*** RECORDS SUPPLIED Section Begins ***

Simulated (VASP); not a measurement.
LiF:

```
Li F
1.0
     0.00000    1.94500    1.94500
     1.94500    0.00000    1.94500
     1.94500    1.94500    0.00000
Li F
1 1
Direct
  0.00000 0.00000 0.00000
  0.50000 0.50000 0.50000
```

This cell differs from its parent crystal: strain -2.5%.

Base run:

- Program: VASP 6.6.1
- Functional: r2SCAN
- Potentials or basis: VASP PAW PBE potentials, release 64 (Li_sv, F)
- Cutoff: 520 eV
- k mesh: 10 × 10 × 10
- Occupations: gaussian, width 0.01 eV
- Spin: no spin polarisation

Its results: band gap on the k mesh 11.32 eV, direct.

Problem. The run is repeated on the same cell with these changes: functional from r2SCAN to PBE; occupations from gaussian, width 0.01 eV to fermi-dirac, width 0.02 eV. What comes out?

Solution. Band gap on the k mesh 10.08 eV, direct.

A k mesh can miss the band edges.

*** RECORDS SUPPLIED Section Ends ***

ASSIGNMENT —
All lines above from the one with "- k mesh: 10 × 10 × 10" to the one with "Solution. Band gap", inclusive, should be copied exactly, and no other lines.

SOLUTION —
- k mesh: 10 × 10 × 10
- Occupations: gaussian, width 0.01 eV
- Spin: no spin polarisation

Its results: band gap on the k mesh 11.32 eV, direct.

Problem. The run is repeated on the same cell with these changes: functional from r2SCAN to PBE; occupations from gaussian, width 0.01 eV to fermi-dirac, width 0.02 eV. What comes out?

Solution. Band gap on the k mesh 10.08 eV, direct.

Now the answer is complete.